• [Work request]: Write out the listing beneath this instruction in its entirety, exactly as it reads.

*** Record excerpts

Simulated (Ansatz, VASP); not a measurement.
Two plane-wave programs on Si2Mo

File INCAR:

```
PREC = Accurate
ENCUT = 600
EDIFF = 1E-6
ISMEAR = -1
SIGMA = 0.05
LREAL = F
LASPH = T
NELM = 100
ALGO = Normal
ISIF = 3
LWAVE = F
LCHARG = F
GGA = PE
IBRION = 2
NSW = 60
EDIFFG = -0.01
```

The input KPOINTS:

******

• [Task output]:
Simulated (Ansatz, VASP); not a measurement.
Two plane-wave programs on Si2Mo

File INCAR:

```
PREC = Accurate
ENCUT = 600
EDIFF = 1E-6
ISMEAR = -1
SIGMA = 0.05
LREAL = F
LASPH = T
NELM = 100
ALGO = Normal
ISIF = 3
LWAVE = F
LCHARG = F
GGA = PE
IBRION = 2
NSW = 60
EDIFFG = -0.01
```

The input KPOINTS:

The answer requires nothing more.